[Exercise]:
Each entry that follows should be retyped exactly.

[Listed records]:
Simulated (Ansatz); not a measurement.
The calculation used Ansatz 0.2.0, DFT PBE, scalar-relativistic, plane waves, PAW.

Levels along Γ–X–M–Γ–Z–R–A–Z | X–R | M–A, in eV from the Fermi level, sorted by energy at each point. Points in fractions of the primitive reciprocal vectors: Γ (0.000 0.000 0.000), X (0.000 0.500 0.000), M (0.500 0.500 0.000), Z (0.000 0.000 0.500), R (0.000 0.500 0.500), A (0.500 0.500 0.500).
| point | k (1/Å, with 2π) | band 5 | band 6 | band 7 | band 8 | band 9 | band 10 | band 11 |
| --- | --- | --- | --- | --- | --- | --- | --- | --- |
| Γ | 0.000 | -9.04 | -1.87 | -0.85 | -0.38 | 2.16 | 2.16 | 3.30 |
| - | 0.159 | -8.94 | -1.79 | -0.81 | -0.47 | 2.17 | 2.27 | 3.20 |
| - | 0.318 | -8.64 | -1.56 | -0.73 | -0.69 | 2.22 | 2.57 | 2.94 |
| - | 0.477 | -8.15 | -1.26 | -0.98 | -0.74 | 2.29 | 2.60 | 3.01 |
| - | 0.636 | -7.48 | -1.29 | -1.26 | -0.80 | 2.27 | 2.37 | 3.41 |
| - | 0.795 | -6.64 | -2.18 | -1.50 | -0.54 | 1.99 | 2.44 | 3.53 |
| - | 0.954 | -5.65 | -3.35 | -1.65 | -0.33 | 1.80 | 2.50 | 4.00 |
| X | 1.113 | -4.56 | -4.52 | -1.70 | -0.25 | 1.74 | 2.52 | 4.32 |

[Exercise result]:
Simulated (Ansatz); not a measurement.
The calculation used Ansatz 0.2.0, DFT PBE, scalar-relativistic, plane waves, PAW.

Levels along Γ–X–M–Γ–Z–R–A–Z | X–R | M–A, in eV from the Fermi level, sorted by energy at each point. Points in fractions of the primitive reciprocal vectors: Γ (0.000 0.000 0.000), X (0.000 0.500 0.000), M (0.500 0.500 0.000), Z (0.000 0.000 0.500), R (0.000 0.500 0.500), A (0.500 0.500 0.500).
| point | k (1/Å, with 2π) | band 5 | band 6 | band 7 | band 8 | band 9 | band 10 | band 11 |
| --- | --- | --- | --- | --- | --- | --- | --- | --- |
| Γ | 0.000 | -9.04 | -1.87 | -0.85 | -0.38 | 2.16 | 2.16 | 3.30 |
| - | 0.159 | -8.94 | -1.79 | -0.81 | -0.47 | 2.17 | 2.27 | 3.20 |
| - | 0.318 | -8.64 | -1.56 | -0.73 | -0.69 | 2.22 | 2.57 | 2.94 |
| - | 0.477 | -8.15 | -1.26 | -0.98 | -0.74 | 2.29 | 2.60 | 3.01 |
| - | 0.636 | -7.48 | -1.29 | -1.26 | -0.80 | 2.27 | 2.37 | 3.41 |
| - | 0.795 | -6.64 | -2.18 | -1.50 | -0.54 | 1.99 | 2.44 | 3.53 |
| - | 0.954 | -5.65 | -3.35 | -1.65 | -0.33 | 1.80 | 2.50 | 4.00 |
| X | 1.113 | -4.56 | -4.52 | -1.70 | -0.25 | 1.74 | 2.52 | 4.32 |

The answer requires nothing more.